^^^^

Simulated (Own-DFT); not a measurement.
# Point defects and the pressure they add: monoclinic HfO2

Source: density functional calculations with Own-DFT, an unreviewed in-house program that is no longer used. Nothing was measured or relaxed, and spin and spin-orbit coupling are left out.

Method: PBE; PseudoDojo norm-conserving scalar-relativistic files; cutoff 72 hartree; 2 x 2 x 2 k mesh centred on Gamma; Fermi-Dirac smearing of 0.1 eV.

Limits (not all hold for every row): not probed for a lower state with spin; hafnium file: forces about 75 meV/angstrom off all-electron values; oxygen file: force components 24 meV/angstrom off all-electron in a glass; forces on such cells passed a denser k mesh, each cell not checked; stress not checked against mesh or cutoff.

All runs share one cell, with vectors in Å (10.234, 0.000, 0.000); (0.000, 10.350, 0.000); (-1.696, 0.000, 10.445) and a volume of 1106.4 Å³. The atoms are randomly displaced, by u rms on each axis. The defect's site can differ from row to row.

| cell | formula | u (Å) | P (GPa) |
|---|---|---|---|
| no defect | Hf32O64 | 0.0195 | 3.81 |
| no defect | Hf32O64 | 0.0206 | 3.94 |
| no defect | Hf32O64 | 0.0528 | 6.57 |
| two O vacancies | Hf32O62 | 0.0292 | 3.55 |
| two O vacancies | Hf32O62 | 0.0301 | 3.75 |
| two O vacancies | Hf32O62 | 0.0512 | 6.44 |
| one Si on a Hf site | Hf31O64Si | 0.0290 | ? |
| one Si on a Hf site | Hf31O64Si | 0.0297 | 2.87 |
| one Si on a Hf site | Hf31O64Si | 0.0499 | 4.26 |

^^^^

Work instruction
Your response should consist of the data above, duplicated exactly.

Written answer
Simulated (Own-DFT); not a measurement.
# Point defects and the pressure they add: monoclinic HfO2

Source: density functional calculations with Own-DFT, an unreviewed in-house program that is no longer used. Nothing was measured or relaxed, and spin and spin-orbit coupling are left out.

Method: PBE; PseudoDojo norm-conserving scalar-relativistic files; cutoff 72 hartree; 2 x 2 x 2 k mesh centred on Gamma; Fermi-Dirac smearing of 0.1 eV.

Limits (not all hold for every row): not probed for a lower state with spin; hafnium file: forces about 75 meV/angstrom off all-electron values; oxygen file: force components 24 meV/angstrom off all-electron in a glass; forces on such cells passed a denser k mesh, each cell not checked; stress not checked against mesh or cutoff.

All runs share one cell, with vectors in Å (10.234, 0.000, 0.000); (0.000, 10.350, 0.000); (-1.696, 0.000, 10.445) and a volume of 1106.4 Å³. The atoms are randomly displaced, by u rms on each axis. The defect's site can differ from row to row.

| cell | formula | u (Å) | P (GPa) |
|---|---|---|---|
| no defect | Hf32O64 | 0.0195 | 3.81 |
| no defect | Hf32O64 | 0.0206 | 3.94 |
| no defect | Hf32O64 | 0.0528 | 6.57 |
| two O vacancies | Hf32O62 | 0.0292 | 3.55 |
| two O vacancies | Hf32O62 | 0.0301 | 3.75 |
| two O vacancies | Hf32O62 | 0.0512 | 6.44 |
| one Si on a Hf site | Hf31O64Si | 0.0290 | ? |
| one Si on a Hf site | Hf31O64Si | 0.0297 | 2.87 |
| one Si on a Hf site | Hf31O64Si | 0.0499 | 4.26 |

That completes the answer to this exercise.